DATASET EXTRACT -
-=-=-=-=-

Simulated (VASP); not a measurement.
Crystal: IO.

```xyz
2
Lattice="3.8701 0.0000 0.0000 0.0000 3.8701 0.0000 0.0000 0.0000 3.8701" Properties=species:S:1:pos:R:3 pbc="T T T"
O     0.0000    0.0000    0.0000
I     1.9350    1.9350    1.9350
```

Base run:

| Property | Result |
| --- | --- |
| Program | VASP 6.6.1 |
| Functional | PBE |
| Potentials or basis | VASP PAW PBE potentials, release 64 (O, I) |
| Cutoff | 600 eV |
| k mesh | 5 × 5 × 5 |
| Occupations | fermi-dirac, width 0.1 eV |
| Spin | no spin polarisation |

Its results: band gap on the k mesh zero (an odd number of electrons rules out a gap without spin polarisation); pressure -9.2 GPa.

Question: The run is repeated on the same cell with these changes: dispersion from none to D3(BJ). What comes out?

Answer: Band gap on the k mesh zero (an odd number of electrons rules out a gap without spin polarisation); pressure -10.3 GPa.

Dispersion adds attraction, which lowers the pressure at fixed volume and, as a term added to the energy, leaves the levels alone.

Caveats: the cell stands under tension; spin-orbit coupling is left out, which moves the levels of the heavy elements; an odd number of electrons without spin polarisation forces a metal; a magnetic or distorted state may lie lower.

-=-=-=-=-

WORK REQUEST - Would you restate exactly the lines of the material above, from its opening line through the line with "Dispersion adds attraction, which", and output only those?

EXPECTED ANSWER -
Simulated (VASP); not a measurement.
Crystal: IO.

```xyz
2
Lattice="3.8701 0.0000 0.0000 0.0000 3.8701 0.0000 0.0000 0.0000 3.8701" Properties=species:S:1:pos:R:3 pbc="T T T"
O     0.0000    0.0000    0.0000
I     1.9350    1.9350    1.9350
```

Base run:

| Property | Result |
| --- | --- |
| Program | VASP 6.6.1 |
| Functional | PBE |
| Potentials or basis | VASP PAW PBE potentials, release 64 (O, I) |
| Cutoff | 600 eV |
| k mesh | 5 × 5 × 5 |
| Occupations | fermi-dirac, width 0.1 eV |
| Spin | no spin polarisation |

Its results: band gap on the k mesh zero (an odd number of electrons rules out a gap without spin polarisation); pressure -9.2 GPa.

Question: The run is repeated on the same cell with these changes: dispersion from none to D3(BJ). What comes out?

Answer: Band gap on the k mesh zero (an odd number of electrons rules out a gap without spin polarisation); pressure -10.3 GPa.

Dispersion adds attraction, which lowers the pressure at fixed volume and, as a term added to the energy, leaves the levels alone.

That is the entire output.